* _Data extract_
((
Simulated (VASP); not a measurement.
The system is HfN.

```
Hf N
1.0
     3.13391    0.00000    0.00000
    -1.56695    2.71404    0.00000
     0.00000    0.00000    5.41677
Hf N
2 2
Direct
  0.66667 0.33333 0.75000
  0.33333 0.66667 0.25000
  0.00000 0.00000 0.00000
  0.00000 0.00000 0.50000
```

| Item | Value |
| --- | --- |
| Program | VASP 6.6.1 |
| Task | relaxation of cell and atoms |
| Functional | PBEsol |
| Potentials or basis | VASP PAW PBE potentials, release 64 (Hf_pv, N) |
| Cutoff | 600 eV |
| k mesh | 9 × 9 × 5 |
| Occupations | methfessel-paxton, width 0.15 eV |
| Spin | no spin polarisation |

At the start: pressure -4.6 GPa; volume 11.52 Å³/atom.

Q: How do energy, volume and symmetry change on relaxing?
))

* _Requirement_
From the listing above, reproduce all the lines exactly.

* _Exercise solution_
Simulated (VASP); not a measurement.
The system is HfN.

```
Hf N
1.0
     3.13391    0.00000    0.00000
    -1.56695    2.71404    0.00000
     0.00000    0.00000    5.41677
Hf N
2 2
Direct
  0.66667 0.33333 0.75000
  0.33333 0.66667 0.25000
  0.00000 0.00000 0.00000
  0.00000 0.00000 0.50000
```

| Item | Value |
| --- | --- |
| Program | VASP 6.6.1 |
| Task | relaxation of cell and atoms |
| Functional | PBEsol |
| Potentials or basis | VASP PAW PBE potentials, release 64 (Hf_pv, N) |
| Cutoff | 600 eV |
| k mesh | 9 × 9 × 5 |
| Occupations | methfessel-paxton, width 0.15 eV |
| Spin | no spin polarisation |

At the start: pressure -4.6 GPa; volume 11.52 Å³/atom.

Q: How do energy, volume and symmetry change on relaxing?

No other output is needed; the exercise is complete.